■ **Work item**
Copy, word for word, the lines of the entries below between the one with "Levels at H, M" and the one with "A: Over the", inclusive, and leave out everything else.

■ **Given data**
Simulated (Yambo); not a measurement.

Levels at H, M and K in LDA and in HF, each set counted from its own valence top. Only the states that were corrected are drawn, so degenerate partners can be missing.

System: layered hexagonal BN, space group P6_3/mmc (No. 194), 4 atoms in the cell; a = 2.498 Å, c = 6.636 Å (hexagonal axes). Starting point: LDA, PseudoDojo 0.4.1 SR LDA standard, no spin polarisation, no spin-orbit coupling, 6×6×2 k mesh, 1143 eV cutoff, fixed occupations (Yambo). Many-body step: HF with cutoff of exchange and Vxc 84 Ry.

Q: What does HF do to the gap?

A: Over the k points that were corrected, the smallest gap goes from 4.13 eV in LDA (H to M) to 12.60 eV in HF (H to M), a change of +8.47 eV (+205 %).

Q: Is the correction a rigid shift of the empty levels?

■ **Task answer**
Levels at H, M and K in LDA and in HF, each set counted from its own valence top. Only the states that were corrected are drawn, so degenerate partners can be missing.

System: layered hexagonal BN, space group P6_3/mmc (No. 194), 4 atoms in the cell; a = 2.498 Å, c = 6.636 Å (hexagonal axes). Starting point: LDA, PseudoDojo 0.4.1 SR LDA standard, no spin polarisation, no spin-orbit coupling, 6×6×2 k mesh, 1143 eV cutoff, fixed occupations (Yambo). Many-body step: HF with cutoff of exchange and Vxc 84 Ry.

Q: What does HF do to the gap?

A: Over the k points that were corrected, the smallest gap goes from 4.13 eV in LDA (H to M) to 12.60 eV in HF (H to M), a change of +8.47 eV (+205 %).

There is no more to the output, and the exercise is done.